## WORK TASK
Beginning at the top of the material, repeat each line exactly, and stop once the line with "of this run." has been written.

◇ ◇ ◇ ◇ ◇
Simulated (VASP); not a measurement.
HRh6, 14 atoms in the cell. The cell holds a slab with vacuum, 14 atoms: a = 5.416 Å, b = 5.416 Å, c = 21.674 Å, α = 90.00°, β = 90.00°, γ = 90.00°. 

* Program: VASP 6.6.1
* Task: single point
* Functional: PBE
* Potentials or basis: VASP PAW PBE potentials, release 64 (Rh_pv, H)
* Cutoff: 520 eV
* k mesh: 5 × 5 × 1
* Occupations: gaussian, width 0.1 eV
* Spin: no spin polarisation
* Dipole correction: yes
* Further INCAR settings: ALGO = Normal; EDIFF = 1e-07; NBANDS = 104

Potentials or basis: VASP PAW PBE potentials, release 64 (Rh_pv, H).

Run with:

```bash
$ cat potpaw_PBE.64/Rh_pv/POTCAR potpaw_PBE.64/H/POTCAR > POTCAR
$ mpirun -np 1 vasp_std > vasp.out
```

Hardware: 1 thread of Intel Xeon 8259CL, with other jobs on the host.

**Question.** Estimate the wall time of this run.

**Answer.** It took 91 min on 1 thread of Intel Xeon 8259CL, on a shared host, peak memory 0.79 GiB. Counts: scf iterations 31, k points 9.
◇ ◇ ◇ ◇ ◇

## ANSWER SPACE
Simulated (VASP); not a measurement.
HRh6, 14 atoms in the cell. The cell holds a slab with vacuum, 14 atoms: a = 5.416 Å, b = 5.416 Å, c = 21.674 Å, α = 90.00°, β = 90.00°, γ = 90.00°. 

* Program: VASP 6.6.1
* Task: single point
* Functional: PBE
* Potentials or basis: VASP PAW PBE potentials, release 64 (Rh_pv, H)
* Cutoff: 520 eV
* k mesh: 5 × 5 × 1
* Occupations: gaussian, width 0.1 eV
* Spin: no spin polarisation
* Dipole correction: yes
* Further INCAR settings: ALGO = Normal; EDIFF = 1e-07; NBANDS = 104

Potentials or basis: VASP PAW PBE potentials, release 64 (Rh_pv, H).

Run with:

```bash
$ cat potpaw_PBE.64/Rh_pv/POTCAR potpaw_PBE.64/H/POTCAR > POTCAR
$ mpirun -np 1 vasp_std > vasp.out
```

Hardware: 1 thread of Intel Xeon 8259CL, with other jobs on the host.

**Question.** Estimate the wall time of this run.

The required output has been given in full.